*** Opening of INFORMATION SUPPLIED ***

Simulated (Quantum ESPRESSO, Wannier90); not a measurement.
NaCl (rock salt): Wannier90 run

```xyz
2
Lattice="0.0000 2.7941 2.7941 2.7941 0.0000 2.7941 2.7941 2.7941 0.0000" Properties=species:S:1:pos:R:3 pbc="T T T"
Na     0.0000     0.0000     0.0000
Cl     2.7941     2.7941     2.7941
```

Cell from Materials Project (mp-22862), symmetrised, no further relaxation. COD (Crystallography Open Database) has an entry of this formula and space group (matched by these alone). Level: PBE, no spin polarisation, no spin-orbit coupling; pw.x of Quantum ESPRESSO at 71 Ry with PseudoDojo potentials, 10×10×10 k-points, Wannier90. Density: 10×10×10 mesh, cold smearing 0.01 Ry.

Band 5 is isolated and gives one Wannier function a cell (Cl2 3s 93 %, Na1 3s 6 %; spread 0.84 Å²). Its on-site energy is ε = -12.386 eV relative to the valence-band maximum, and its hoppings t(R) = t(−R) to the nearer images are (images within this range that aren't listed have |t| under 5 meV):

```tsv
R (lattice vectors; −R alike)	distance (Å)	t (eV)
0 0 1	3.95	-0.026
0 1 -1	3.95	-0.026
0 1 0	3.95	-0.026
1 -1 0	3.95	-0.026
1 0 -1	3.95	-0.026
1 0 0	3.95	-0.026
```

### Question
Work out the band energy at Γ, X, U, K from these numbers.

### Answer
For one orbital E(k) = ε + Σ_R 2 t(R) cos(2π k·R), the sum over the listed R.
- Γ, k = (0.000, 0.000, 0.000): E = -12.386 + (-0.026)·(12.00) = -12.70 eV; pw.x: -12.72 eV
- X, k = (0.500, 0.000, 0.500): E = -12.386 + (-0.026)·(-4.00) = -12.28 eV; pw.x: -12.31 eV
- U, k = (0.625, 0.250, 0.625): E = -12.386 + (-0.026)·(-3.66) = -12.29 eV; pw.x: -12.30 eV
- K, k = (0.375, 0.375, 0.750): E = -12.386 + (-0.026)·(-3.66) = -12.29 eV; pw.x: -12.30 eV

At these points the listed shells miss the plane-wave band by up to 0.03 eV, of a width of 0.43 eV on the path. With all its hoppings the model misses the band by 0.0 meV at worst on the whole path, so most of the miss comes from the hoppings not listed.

*** Close of INFORMATION SUPPLIED ***

BRIEF >> Copy out each line of the data above, exactly, if it lies between the line holding "Work out the" and the line holding "- K, k = (0.375, 0.375, 0.750): E", inclusive; copy no other line.

EXERCISE ANSWER >>
Work out the band energy at Γ, X, U, K from these numbers.

### Answer
For one orbital E(k) = ε + Σ_R 2 t(R) cos(2π k·R), the sum over the listed R.
- Γ, k = (0.000, 0.000, 0.000): E = -12.386 + (-0.026)·(12.00) = -12.70 eV; pw.x: -12.72 eV
- X, k = (0.500, 0.000, 0.500): E = -12.386 + (-0.026)·(-4.00) = -12.28 eV; pw.x: -12.31 eV
- U, k = (0.625, 0.250, 0.625): E = -12.386 + (-0.026)·(-3.66) = -12.29 eV; pw.x: -12.30 eV
- K, k = (0.375, 0.375, 0.750): E = -12.386 + (-0.026)·(-3.66) = -12.29 eV; pw.x: -12.30 eV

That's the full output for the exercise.